Activity -> Write out again the entries from the first line to the line that includes "The cell as", keeping both of those lines.

---*---
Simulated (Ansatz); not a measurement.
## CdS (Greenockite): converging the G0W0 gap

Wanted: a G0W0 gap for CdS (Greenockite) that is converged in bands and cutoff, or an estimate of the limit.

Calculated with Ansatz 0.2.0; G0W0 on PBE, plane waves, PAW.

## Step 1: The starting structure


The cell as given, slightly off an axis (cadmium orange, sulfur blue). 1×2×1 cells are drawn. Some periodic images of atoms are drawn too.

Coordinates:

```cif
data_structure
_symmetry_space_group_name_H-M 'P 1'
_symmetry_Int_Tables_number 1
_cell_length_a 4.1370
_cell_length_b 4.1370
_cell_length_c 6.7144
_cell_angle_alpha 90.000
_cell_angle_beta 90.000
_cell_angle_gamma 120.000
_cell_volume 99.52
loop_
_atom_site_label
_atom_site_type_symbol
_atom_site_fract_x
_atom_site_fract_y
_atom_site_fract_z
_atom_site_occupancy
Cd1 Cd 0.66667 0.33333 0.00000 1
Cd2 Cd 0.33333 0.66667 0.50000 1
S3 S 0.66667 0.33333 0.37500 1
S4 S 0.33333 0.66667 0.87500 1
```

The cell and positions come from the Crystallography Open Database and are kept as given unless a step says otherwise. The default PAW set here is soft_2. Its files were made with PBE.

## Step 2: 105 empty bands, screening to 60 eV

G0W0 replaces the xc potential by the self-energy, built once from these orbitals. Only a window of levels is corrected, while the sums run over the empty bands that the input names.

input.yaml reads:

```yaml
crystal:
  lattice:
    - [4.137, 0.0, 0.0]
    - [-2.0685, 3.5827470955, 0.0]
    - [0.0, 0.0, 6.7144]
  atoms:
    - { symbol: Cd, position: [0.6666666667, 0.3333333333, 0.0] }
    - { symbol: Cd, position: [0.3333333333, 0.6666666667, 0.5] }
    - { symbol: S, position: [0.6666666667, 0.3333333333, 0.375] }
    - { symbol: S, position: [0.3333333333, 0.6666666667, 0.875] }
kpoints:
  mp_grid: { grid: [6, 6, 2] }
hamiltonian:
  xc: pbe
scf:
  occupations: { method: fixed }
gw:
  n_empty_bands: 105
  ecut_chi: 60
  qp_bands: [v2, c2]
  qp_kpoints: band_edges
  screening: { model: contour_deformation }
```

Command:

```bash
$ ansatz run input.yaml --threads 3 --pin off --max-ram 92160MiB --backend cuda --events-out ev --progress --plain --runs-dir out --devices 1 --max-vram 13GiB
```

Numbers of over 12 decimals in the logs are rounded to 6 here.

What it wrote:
---*---

Expected answer ->
Simulated (Ansatz); not a measurement.
## CdS (Greenockite): converging the G0W0 gap

Wanted: a G0W0 gap for CdS (Greenockite) that is converged in bands and cutoff, or an estimate of the limit.

Calculated with Ansatz 0.2.0; G0W0 on PBE, plane waves, PAW.

## Step 1: The starting structure


The cell as given, slightly off an axis (cadmium orange, sulfur blue). 1×2×1 cells are drawn. Some periodic images of atoms are drawn too.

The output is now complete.